• **WORK ORDER**
Restate every entry word for word.

• **DATA RECORDS**
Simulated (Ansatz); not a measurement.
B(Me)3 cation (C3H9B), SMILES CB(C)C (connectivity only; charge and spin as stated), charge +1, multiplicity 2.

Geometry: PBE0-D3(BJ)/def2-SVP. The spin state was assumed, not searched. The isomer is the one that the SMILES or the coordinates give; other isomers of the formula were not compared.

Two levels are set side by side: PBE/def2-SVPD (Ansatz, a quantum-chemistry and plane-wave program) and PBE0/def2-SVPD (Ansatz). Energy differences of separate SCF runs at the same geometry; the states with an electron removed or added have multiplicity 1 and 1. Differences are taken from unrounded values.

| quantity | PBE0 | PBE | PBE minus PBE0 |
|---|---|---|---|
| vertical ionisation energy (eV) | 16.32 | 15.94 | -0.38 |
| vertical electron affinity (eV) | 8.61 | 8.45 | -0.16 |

• **WRITTEN ANSWER**
Simulated (Ansatz); not a measurement.
B(Me)3 cation (C3H9B), SMILES CB(C)C (connectivity only; charge and spin as stated), charge +1, multiplicity 2.

Geometry: PBE0-D3(BJ)/def2-SVP. The spin state was assumed, not searched. The isomer is the one that the SMILES or the coordinates give; other isomers of the formula were not compared.

Two levels are set side by side: PBE/def2-SVPD (Ansatz, a quantum-chemistry and plane-wave program) and PBE0/def2-SVPD (Ansatz). Energy differences of separate SCF runs at the same geometry; the states with an electron removed or added have multiplicity 1 and 1. Differences are taken from unrounded values.

| quantity | PBE0 | PBE | PBE minus PBE0 |
|---|---|---|---|
| vertical ionisation energy (eV) | 16.32 | 15.94 | -0.38 |
| vertical electron affinity (eV) | 8.61 | 8.45 | -0.16 |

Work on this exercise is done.